DATA FOR ANALYSIS:
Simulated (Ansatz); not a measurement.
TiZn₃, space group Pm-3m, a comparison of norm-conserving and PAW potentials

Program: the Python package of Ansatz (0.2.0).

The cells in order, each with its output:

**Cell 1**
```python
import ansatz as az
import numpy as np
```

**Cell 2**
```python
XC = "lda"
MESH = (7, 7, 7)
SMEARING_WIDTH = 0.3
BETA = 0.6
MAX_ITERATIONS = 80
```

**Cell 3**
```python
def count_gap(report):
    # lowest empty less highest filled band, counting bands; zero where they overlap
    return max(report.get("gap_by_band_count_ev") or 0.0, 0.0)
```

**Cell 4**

WORK REQUEST: Your job is to write out the data exactly as it stands.

WRITTEN RESPONSE:
Simulated (Ansatz); not a measurement.
TiZn₃, space group Pm-3m, a comparison of norm-conserving and PAW potentials

Program: the Python package of Ansatz (0.2.0).

The cells in order, each with its output:

**Cell 1**
```python
import ansatz as az
import numpy as np
```

**Cell 2**
```python
XC = "lda"
MESH = (7, 7, 7)
SMEARING_WIDTH = 0.3
BETA = 0.6
MAX_ITERATIONS = 80
```

**Cell 3**
```python
def count_gap(report):
    # lowest empty less highest filled band, counting bands; zero where they overlap
    return max(report.get("gap_by_band_count_ev") or 0.0, 0.0)
```

**Cell 4**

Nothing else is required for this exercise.